Dataset extract >>
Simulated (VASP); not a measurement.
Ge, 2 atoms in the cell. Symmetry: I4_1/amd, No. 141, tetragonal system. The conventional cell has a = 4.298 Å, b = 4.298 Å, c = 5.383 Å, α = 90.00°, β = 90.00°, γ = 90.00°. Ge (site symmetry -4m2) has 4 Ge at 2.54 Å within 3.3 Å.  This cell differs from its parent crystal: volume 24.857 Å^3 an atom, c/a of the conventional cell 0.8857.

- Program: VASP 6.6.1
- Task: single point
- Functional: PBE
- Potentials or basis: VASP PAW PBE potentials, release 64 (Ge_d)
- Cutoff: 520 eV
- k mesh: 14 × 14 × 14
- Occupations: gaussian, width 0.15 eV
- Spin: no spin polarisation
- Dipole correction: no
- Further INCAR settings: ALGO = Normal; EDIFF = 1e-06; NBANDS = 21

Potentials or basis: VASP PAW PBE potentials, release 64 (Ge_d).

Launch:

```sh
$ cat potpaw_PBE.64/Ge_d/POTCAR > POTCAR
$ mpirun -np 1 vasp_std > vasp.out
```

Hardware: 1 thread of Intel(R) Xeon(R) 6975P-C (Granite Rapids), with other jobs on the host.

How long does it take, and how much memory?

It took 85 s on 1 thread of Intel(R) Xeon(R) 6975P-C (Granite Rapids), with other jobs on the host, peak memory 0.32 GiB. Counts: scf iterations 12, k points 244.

Brief >> An exact repetition of the material above is required, from its first line through the line holding "- Occupations: gaussian, width 0.15 eV", with nothing added.

Worked solution >>
Simulated (VASP); not a measurement.
Ge, 2 atoms in the cell. Symmetry: I4_1/amd, No. 141, tetragonal system. The conventional cell has a = 4.298 Å, b = 4.298 Å, c = 5.383 Å, α = 90.00°, β = 90.00°, γ = 90.00°. Ge (site symmetry -4m2) has 4 Ge at 2.54 Å within 3.3 Å.  This cell differs from its parent crystal: volume 24.857 Å^3 an atom, c/a of the conventional cell 0.8857.

- Program: VASP 6.6.1
- Task: single point
- Functional: PBE
- Potentials or basis: VASP PAW PBE potentials, release 64 (Ge_d)
- Cutoff: 520 eV
- k mesh: 14 × 14 × 14
- Occupations: gaussian, width 0.15 eV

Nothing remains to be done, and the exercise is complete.